· · · ·

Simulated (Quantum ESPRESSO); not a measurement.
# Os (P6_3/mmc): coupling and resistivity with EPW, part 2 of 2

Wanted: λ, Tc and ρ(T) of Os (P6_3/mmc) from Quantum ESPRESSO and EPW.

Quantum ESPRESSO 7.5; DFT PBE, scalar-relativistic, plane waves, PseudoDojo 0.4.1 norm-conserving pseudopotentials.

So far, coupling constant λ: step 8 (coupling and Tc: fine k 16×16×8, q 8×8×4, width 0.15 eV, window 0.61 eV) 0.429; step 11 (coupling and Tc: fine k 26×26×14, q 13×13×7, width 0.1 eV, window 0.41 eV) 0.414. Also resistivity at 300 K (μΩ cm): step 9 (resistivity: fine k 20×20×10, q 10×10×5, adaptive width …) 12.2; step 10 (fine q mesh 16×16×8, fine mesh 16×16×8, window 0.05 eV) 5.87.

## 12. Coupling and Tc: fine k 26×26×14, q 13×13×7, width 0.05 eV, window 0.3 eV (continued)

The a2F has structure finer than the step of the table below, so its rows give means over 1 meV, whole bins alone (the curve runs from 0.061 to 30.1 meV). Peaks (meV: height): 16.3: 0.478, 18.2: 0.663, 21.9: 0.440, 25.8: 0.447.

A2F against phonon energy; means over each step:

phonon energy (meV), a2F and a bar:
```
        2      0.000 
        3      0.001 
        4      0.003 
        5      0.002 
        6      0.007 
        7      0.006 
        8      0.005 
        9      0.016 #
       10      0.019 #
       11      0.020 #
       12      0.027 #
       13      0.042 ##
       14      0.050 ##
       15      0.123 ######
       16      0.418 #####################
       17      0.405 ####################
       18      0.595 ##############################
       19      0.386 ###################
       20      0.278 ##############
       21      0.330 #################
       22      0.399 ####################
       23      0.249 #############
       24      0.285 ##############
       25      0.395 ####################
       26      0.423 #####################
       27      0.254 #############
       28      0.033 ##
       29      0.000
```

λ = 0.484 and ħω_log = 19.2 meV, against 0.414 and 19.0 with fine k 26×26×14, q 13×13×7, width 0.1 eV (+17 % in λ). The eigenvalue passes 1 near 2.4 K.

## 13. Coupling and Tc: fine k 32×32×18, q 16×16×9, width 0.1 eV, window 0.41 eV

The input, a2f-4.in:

· · · ·

§ Work task
The answer should contain only the lines from the first line of the entries through the line holding "Quantum ESPRESSO 7.5;", each exactly as written.

§ Task output
Simulated (Quantum ESPRESSO); not a measurement.
# Os (P6_3/mmc): coupling and resistivity with EPW, part 2 of 2

Wanted: λ, Tc and ρ(T) of Os (P6_3/mmc) from Quantum ESPRESSO and EPW.

Quantum ESPRESSO 7.5; DFT PBE, scalar-relativistic, plane waves, PseudoDojo 0.4.1 norm-conserving pseudopotentials.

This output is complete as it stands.